▶ [Work request] The answer should match the records character for character.

▶ [Data extracts]

::::::::

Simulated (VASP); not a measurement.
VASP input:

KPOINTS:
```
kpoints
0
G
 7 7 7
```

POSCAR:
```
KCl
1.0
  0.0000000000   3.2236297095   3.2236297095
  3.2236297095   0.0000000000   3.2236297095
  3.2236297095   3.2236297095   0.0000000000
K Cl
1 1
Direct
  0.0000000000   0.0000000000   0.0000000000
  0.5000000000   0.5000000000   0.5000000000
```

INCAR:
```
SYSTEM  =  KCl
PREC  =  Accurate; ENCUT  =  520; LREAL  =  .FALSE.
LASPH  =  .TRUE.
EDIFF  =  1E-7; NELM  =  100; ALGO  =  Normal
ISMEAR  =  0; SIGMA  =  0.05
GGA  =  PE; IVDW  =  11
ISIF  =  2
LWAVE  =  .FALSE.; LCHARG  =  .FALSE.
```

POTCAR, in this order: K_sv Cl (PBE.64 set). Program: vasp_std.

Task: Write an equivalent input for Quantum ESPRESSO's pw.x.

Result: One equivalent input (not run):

::::::::

▶ [Task output]
Simulated (VASP); not a measurement.
VASP input:

KPOINTS:
```
kpoints
0
G
 7 7 7
```

POSCAR:
```
KCl
1.0
  0.0000000000   3.2236297095   3.2236297095
  3.2236297095   0.0000000000   3.2236297095
  3.2236297095   3.2236297095   0.0000000000
K Cl
1 1
Direct
  0.0000000000   0.0000000000   0.0000000000
  0.5000000000   0.5000000000   0.5000000000
```

INCAR:
```
SYSTEM  =  KCl
PREC  =  Accurate; ENCUT  =  520; LREAL  =  .FALSE.
LASPH  =  .TRUE.
EDIFF  =  1E-7; NELM  =  100; ALGO  =  Normal
ISMEAR  =  0; SIGMA  =  0.05
GGA  =  PE; IVDW  =  11
ISIF  =  2
LWAVE  =  .FALSE.; LCHARG  =  .FALSE.
```

POTCAR, in this order: K_sv Cl (PBE.64 set). Program: vasp_std.

Task: Write an equivalent input for Quantum ESPRESSO's pw.x.

Result: One equivalent input (not run):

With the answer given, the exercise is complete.